[Work instruction]: Please take the records that follow and repeat exactly the lines starting with the line with "With the program's" and going on through the line with "Q: Estimate the".

[Data under study]:
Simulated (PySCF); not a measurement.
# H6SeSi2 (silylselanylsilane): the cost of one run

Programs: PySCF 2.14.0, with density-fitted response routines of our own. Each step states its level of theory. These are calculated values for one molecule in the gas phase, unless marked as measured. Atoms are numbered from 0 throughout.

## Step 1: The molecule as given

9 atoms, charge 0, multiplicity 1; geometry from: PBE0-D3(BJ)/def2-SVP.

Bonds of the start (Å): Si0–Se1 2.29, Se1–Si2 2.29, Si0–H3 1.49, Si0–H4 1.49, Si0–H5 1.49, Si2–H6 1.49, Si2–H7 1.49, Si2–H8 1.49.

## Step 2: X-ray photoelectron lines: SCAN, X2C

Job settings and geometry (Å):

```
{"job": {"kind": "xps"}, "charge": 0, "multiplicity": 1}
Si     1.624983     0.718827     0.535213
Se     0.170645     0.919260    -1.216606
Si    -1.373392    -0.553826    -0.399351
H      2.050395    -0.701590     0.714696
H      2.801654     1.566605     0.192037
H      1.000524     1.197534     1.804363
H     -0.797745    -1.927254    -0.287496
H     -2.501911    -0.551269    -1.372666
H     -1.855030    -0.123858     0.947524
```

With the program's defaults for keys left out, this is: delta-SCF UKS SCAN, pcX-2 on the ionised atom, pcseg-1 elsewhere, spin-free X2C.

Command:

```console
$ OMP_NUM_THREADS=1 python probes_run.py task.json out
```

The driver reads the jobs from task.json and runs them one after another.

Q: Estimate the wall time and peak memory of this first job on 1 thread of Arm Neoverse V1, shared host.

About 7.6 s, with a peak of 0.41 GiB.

[Task answer]:
With the program's defaults for keys left out, this is: delta-SCF UKS SCAN, pcX-2 on the ionised atom, pcseg-1 elsewhere, spin-free X2C.

Command:

```console
$ OMP_NUM_THREADS=1 python probes_run.py task.json out
```

The driver reads the jobs from task.json and runs them one after another.

Q: Estimate the wall time and peak memory of this first job on 1 thread of Arm Neoverse V1, shared host.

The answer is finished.